....
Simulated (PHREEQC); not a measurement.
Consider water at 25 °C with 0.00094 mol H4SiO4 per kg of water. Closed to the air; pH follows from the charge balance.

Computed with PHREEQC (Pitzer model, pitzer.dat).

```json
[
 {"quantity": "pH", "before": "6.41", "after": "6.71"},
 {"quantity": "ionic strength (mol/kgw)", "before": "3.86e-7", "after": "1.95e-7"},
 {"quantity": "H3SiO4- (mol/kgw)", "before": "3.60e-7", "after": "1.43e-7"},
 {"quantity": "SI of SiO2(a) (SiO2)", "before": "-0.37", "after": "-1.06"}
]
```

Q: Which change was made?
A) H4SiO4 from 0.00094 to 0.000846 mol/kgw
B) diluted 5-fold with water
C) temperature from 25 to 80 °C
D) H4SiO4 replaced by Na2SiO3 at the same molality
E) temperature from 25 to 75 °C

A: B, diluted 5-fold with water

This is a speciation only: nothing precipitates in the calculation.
....

■ BRIEF: Write out exactly the lines above between the line with "Computed with PHREEQC" and the line with "A: B, diluted 5-fold with water", inclusive, and nothing beyond them.

■ WRITTEN ANSWER:
Computed with PHREEQC (Pitzer model, pitzer.dat).

```json
[
 {"quantity": "pH", "before": "6.41", "after": "6.71"},
 {"quantity": "ionic strength (mol/kgw)", "before": "3.86e-7", "after": "1.95e-7"},
 {"quantity": "H3SiO4- (mol/kgw)", "before": "3.60e-7", "after": "1.43e-7"},
 {"quantity": "SI of SiO2(a) (SiO2)", "before": "-0.37", "after": "-1.06"}
]
```

Q: Which change was made?
A) H4SiO4 from 0.00094 to 0.000846 mol/kgw
B) diluted 5-fold with water
C) temperature from 25 to 80 °C
D) H4SiO4 replaced by Na2SiO3 at the same molality
E) temperature from 25 to 75 °C

A: B, diluted 5-fold with water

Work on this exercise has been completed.